• [REQUIRED ACTION]: Once the line containing "at this level." has been printed, stop; print every line before it exactly, starting at the top of the material below.

• [DATASET CONTENT]:
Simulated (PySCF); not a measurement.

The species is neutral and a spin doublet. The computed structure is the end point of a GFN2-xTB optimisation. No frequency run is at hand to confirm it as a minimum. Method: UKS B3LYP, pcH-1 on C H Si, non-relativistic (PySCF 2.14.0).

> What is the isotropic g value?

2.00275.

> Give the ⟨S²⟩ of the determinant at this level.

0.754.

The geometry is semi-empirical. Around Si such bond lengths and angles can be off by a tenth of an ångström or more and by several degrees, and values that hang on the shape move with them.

• [RESPONSE BOX]:
Simulated (PySCF); not a measurement.

The species is neutral and a spin doublet. The computed structure is the end point of a GFN2-xTB optimisation. No frequency run is at hand to confirm it as a minimum. Method: UKS B3LYP, pcH-1 on C H Si, non-relativistic (PySCF 2.14.0).

> What is the isotropic g value?

2.00275.

> Give the ⟨S²⟩ of the determinant at this level.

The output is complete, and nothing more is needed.